[Brief]:
Give again, word for word, every line in the entries below from the line with "- Dispersion: D3(BJ)" up to and including the line with "Its results: band", and no other line.

------------------------------
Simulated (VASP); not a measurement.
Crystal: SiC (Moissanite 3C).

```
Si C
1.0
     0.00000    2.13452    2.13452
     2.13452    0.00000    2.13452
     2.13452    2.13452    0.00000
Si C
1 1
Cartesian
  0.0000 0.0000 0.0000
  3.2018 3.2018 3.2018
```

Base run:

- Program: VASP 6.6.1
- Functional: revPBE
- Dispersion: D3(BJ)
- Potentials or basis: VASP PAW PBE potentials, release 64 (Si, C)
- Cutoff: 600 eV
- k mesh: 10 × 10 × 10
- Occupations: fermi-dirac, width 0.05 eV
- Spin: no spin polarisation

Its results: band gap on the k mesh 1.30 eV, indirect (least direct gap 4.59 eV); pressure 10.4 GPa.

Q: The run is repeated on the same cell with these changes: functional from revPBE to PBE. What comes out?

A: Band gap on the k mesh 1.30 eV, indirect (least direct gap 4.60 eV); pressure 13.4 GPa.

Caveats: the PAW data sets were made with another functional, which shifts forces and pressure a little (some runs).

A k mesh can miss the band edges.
------------------------------

[Your response]:
- Dispersion: D3(BJ)
- Potentials or basis: VASP PAW PBE potentials, release 64 (Si, C)
- Cutoff: 600 eV
- k mesh: 10 × 10 × 10
- Occupations: fermi-dirac, width 0.05 eV
- Spin: no spin polarisation

Its results: band gap on the k mesh 1.30 eV, indirect (least direct gap 4.59 eV); pressure 10.4 GPa.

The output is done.